_Brief_
Reproduce exactly the opening lines of the listing, stopping after the line that contains "atom | order |" and including it.

*-*-*

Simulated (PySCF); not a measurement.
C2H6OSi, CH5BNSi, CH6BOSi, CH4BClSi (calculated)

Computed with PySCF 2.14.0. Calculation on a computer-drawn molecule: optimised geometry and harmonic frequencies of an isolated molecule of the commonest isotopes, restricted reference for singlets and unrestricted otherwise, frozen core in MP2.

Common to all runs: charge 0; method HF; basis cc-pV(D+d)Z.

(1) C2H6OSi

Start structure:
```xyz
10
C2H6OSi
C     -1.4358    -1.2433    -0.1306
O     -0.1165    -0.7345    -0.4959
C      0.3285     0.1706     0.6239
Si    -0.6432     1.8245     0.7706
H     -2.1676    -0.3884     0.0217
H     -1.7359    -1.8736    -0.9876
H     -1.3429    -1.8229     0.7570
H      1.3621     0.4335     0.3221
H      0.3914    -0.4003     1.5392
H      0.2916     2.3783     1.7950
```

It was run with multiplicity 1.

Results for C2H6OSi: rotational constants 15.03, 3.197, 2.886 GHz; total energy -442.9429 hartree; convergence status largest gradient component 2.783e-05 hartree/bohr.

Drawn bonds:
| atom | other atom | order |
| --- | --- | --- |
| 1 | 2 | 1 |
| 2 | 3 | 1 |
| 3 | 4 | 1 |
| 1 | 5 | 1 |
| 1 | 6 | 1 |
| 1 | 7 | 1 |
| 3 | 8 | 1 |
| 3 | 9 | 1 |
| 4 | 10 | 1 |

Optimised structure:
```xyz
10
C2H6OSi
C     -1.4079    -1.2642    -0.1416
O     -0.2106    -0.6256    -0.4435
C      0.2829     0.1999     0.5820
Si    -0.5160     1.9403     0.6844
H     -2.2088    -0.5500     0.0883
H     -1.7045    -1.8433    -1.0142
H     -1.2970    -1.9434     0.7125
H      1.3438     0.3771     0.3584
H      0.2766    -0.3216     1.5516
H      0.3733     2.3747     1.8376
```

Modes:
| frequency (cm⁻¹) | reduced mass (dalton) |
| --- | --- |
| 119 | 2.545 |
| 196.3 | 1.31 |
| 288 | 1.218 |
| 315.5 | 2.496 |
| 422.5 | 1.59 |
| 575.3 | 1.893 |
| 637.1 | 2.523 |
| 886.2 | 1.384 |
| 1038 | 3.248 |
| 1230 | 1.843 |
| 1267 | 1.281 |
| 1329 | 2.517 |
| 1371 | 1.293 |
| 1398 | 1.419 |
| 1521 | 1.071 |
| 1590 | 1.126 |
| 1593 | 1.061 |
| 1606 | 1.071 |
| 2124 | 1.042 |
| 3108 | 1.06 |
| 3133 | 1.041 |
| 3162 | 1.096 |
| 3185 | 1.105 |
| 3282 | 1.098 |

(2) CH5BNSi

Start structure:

*-*-*

_Reply_
Simulated (PySCF); not a measurement.
C2H6OSi, CH5BNSi, CH6BOSi, CH4BClSi (calculated)

Computed with PySCF 2.14.0. Calculation on a computer-drawn molecule: optimised geometry and harmonic frequencies of an isolated molecule of the commonest isotopes, restricted reference for singlets and unrestricted otherwise, frozen core in MP2.

Common to all runs: charge 0; method HF; basis cc-pV(D+d)Z.

(1) C2H6OSi

Start structure:
```xyz
10
C2H6OSi
C     -1.4358    -1.2433    -0.1306
O     -0.1165    -0.7345    -0.4959
C      0.3285     0.1706     0.6239
Si    -0.6432     1.8245     0.7706
H     -2.1676    -0.3884     0.0217
H     -1.7359    -1.8736    -0.9876
H     -1.3429    -1.8229     0.7570
H      1.3621     0.4335     0.3221
H      0.3914    -0.4003     1.5392
H      0.2916     2.3783     1.7950
```

It was run with multiplicity 1.

Results for C2H6OSi: rotational constants 15.03, 3.197, 2.886 GHz; total energy -442.9429 hartree; convergence status largest gradient component 2.783e-05 hartree/bohr.

Drawn bonds:
| atom | other atom | order |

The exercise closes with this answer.